EXERCISE DATA
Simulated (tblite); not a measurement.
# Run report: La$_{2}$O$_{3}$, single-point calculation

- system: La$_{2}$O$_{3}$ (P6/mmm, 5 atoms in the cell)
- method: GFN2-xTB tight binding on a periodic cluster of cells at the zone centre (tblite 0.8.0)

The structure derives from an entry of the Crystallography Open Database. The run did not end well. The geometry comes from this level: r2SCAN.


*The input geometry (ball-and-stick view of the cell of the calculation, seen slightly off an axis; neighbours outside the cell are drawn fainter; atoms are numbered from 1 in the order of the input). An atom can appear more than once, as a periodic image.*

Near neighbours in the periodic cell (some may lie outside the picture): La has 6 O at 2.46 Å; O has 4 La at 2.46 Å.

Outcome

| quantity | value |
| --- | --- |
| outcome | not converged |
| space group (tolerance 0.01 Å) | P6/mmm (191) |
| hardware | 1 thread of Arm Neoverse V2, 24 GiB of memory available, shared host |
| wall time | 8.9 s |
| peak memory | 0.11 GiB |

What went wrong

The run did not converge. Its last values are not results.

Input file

WORK ITEM
Type out the material again, matching every line.

EXPECTED ANSWER
Simulated (tblite); not a measurement.
# Run report: La$_{2}$O$_{3}$, single-point calculation

- system: La$_{2}$O$_{3}$ (P6/mmm, 5 atoms in the cell)
- method: GFN2-xTB tight binding on a periodic cluster of cells at the zone centre (tblite 0.8.0)

The structure derives from an entry of the Crystallography Open Database. The run did not end well. The geometry comes from this level: r2SCAN.


*The input geometry (ball-and-stick view of the cell of the calculation, seen slightly off an axis; neighbours outside the cell are drawn fainter; atoms are numbered from 1 in the order of the input). An atom can appear more than once, as a periodic image.*

Near neighbours in the periodic cell (some may lie outside the picture): La has 6 O at 2.46 Å; O has 4 La at 2.46 Å.

Outcome

| quantity | value |
| --- | --- |
| outcome | not converged |
| space group (tolerance 0.01 Å) | P6/mmm (191) |
| hardware | 1 thread of Arm Neoverse V2, 24 GiB of memory available, shared host |
| wall time | 8.9 s |
| peak memory | 0.11 GiB |

What went wrong

The run did not converge. Its last values are not results.

Input file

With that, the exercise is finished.